# [TASK ITEM]
The required output consists solely of the lines from the top of the listing through the line containing "Fit the third-order", transcribed exactly.

━━━ GIVEN INFORMATION

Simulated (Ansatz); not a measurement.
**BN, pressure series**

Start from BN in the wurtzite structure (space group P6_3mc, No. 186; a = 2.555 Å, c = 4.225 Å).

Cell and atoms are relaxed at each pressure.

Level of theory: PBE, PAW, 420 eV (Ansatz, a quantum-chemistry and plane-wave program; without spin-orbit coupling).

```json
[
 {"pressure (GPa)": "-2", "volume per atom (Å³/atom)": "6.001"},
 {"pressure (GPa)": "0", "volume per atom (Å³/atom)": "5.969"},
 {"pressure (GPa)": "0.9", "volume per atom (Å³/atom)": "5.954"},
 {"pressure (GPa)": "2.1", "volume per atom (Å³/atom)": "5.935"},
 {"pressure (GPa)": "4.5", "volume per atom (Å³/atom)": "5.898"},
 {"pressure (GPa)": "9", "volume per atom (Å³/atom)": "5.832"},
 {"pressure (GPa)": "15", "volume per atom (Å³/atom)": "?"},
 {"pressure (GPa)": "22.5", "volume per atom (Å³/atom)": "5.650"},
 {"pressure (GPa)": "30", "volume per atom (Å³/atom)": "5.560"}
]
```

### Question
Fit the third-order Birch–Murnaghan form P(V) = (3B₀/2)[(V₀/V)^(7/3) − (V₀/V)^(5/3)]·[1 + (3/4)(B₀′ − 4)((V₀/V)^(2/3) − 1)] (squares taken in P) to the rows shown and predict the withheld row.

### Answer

━━━━━━

# [EXERCISE RESULT]
Simulated (Ansatz); not a measurement.
**BN, pressure series**

Start from BN in the wurtzite structure (space group P6_3mc, No. 186; a = 2.555 Å, c = 4.225 Å).

Cell and atoms are relaxed at each pressure.

Level of theory: PBE, PAW, 420 eV (Ansatz, a quantum-chemistry and plane-wave program; without spin-orbit coupling).

```json
[
 {"pressure (GPa)": "-2", "volume per atom (Å³/atom)": "6.001"},
 {"pressure (GPa)": "0", "volume per atom (Å³/atom)": "5.969"},
 {"pressure (GPa)": "0.9", "volume per atom (Å³/atom)": "5.954"},
 {"pressure (GPa)": "2.1", "volume per atom (Å³/atom)": "5.935"},
 {"pressure (GPa)": "4.5", "volume per atom (Å³/atom)": "5.898"},
 {"pressure (GPa)": "9", "volume per atom (Å³/atom)": "5.832"},
 {"pressure (GPa)": "15", "volume per atom (Å³/atom)": "?"},
 {"pressure (GPa)": "22.5", "volume per atom (Å³/atom)": "5.650"},
 {"pressure (GPa)": "30", "volume per atom (Å³/atom)": "5.560"}
]
```

### Question
Fit the third-order Birch–Murnaghan form P(V) = (3B₀/2)[(V₀/V)^(7/3) − (V₀/V)^(5/3)]·[1 + (3/4)(B₀′ − 4)((V₀/V)^(2/3) − 1)] (squares taken in P) to the rows shown and predict the withheld row.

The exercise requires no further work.